• • • •
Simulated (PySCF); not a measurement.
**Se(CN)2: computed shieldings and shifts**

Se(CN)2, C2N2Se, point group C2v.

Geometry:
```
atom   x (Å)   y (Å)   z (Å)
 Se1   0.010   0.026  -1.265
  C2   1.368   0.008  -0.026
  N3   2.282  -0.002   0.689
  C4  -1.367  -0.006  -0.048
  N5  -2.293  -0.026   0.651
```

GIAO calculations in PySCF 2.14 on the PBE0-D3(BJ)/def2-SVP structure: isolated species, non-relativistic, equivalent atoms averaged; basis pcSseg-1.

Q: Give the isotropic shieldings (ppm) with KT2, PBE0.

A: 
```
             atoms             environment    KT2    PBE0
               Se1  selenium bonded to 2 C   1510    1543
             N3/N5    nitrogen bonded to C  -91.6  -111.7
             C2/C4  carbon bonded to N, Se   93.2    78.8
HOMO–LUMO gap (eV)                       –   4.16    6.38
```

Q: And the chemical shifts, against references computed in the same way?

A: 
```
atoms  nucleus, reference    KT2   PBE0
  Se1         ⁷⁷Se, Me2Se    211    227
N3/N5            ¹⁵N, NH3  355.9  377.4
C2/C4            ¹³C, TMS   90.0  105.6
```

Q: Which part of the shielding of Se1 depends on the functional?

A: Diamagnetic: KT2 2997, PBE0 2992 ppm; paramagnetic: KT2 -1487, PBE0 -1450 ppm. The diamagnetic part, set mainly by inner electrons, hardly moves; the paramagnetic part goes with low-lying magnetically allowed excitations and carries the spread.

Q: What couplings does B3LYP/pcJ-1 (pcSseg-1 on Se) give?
• • • •

**Requirement:** Output all records exactly, with nothing added or dropped.

**Written response:**
Simulated (PySCF); not a measurement.
**Se(CN)2: computed shieldings and shifts**

Se(CN)2, C2N2Se, point group C2v.

Geometry:
```
atom   x (Å)   y (Å)   z (Å)
 Se1   0.010   0.026  -1.265
  C2   1.368   0.008  -0.026
  N3   2.282  -0.002   0.689
  C4  -1.367  -0.006  -0.048
  N5  -2.293  -0.026   0.651
```

GIAO calculations in PySCF 2.14 on the PBE0-D3(BJ)/def2-SVP structure: isolated species, non-relativistic, equivalent atoms averaged; basis pcSseg-1.

Q: Give the isotropic shieldings (ppm) with KT2, PBE0.

A: 
```
             atoms             environment    KT2    PBE0
               Se1  selenium bonded to 2 C   1510    1543
             N3/N5    nitrogen bonded to C  -91.6  -111.7
             C2/C4  carbon bonded to N, Se   93.2    78.8
HOMO–LUMO gap (eV)                       –   4.16    6.38
```

Q: And the chemical shifts, against references computed in the same way?

A: 
```
atoms  nucleus, reference    KT2   PBE0
  Se1         ⁷⁷Se, Me2Se    211    227
N3/N5            ¹⁵N, NH3  355.9  377.4
C2/C4            ¹³C, TMS   90.0  105.6
```

Q: Which part of the shielding of Se1 depends on the functional?

A: Diamagnetic: KT2 2997, PBE0 2992 ppm; paramagnetic: KT2 -1487, PBE0 -1450 ppm. The diamagnetic part, set mainly by inner electrons, hardly moves; the paramagnetic part goes with low-lying magnetically allowed excitations and carries the spread.

Q: What couplings does B3LYP/pcJ-1 (pcSseg-1 on Se) give?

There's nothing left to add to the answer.